---------- INPUT DATA
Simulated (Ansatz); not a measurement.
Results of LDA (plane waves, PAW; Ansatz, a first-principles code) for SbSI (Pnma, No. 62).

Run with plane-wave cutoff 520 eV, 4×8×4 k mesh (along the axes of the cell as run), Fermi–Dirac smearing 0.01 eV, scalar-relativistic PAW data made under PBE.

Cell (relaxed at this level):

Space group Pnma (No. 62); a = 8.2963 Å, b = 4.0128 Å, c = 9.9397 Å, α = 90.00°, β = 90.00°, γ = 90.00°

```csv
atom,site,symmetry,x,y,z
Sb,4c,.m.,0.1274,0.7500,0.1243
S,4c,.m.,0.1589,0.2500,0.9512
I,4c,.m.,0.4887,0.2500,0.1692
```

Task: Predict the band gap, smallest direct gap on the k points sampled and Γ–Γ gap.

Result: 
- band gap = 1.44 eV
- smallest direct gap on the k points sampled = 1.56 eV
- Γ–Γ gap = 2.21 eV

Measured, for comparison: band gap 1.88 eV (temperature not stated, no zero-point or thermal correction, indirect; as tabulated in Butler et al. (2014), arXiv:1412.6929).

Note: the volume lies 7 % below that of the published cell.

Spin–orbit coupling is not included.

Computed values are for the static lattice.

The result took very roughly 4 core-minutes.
--------------------

=== EXERCISE ===
In the listing above, locate the line containing "Run with plane-wave" and the line containing "Computed values are for the static lattice.". Extract those two lines and every line between them, exactly as written, and only those.

=== RESPONSE BOX ===
Run with plane-wave cutoff 520 eV, 4×8×4 k mesh (along the axes of the cell as run), Fermi–Dirac smearing 0.01 eV, scalar-relativistic PAW data made under PBE.

Cell (relaxed at this level):

Space group Pnma (No. 62); a = 8.2963 Å, b = 4.0128 Å, c = 9.9397 Å, α = 90.00°, β = 90.00°, γ = 90.00°

```csv
atom,site,symmetry,x,y,z
Sb,4c,.m.,0.1274,0.7500,0.1243
S,4c,.m.,0.1589,0.2500,0.9512
I,4c,.m.,0.4887,0.2500,0.1692
```

Task: Predict the band gap, smallest direct gap on the k points sampled and Γ–Γ gap.

Result: 
- band gap = 1.44 eV
- smallest direct gap on the k points sampled = 1.56 eV
- Γ–Γ gap = 2.21 eV

Measured, for comparison: band gap 1.88 eV (temperature not stated, no zero-point or thermal correction, indirect; as tabulated in Butler et al. (2014), arXiv:1412.6929).

Note: the volume lies 7 % below that of the published cell.

Spin–orbit coupling is not included.

Computed values are for the static lattice.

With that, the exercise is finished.